- [Supplied data]:
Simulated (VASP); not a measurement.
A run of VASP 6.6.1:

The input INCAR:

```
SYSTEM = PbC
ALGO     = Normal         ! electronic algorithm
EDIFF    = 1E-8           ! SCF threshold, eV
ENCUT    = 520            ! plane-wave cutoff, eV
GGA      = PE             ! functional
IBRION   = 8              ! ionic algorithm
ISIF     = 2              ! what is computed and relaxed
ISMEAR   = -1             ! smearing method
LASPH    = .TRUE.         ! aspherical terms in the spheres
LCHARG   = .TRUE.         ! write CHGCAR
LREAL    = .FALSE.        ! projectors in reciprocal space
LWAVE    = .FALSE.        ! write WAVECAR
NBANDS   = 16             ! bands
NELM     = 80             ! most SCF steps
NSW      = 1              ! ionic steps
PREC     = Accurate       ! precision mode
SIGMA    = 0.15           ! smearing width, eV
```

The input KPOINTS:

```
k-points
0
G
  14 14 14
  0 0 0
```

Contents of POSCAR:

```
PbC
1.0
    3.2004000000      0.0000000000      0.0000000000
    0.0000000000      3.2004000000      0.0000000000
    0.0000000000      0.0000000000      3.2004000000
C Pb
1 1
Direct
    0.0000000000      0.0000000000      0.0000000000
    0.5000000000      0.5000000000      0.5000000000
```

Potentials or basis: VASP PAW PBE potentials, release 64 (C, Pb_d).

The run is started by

- [Work instruction]: Set down each line of the material above without a single alteration.

- [Expected answer]:
Simulated (VASP); not a measurement.
A run of VASP 6.6.1:

The input INCAR:

```
SYSTEM = PbC
ALGO     = Normal         ! electronic algorithm
EDIFF    = 1E-8           ! SCF threshold, eV
ENCUT    = 520            ! plane-wave cutoff, eV
GGA      = PE             ! functional
IBRION   = 8              ! ionic algorithm
ISIF     = 2              ! what is computed and relaxed
ISMEAR   = -1             ! smearing method
LASPH    = .TRUE.         ! aspherical terms in the spheres
LCHARG   = .TRUE.         ! write CHGCAR
LREAL    = .FALSE.        ! projectors in reciprocal space
LWAVE    = .FALSE.        ! write WAVECAR
NBANDS   = 16             ! bands
NELM     = 80             ! most SCF steps
NSW      = 1              ! ionic steps
PREC     = Accurate       ! precision mode
SIGMA    = 0.15           ! smearing width, eV
```

The input KPOINTS:

```
k-points
0
G
  14 14 14
  0 0 0
```

Contents of POSCAR:

```
PbC
1.0
    3.2004000000      0.0000000000      0.0000000000
    0.0000000000      3.2004000000      0.0000000000
    0.0000000000      0.0000000000      3.2004000000
C Pb
1 1
Direct
    0.0000000000      0.0000000000      0.0000000000
    0.5000000000      0.5000000000      0.5000000000
```

Potentials or basis: VASP PAW PBE potentials, release 64 (C, Pb_d).

The run is started by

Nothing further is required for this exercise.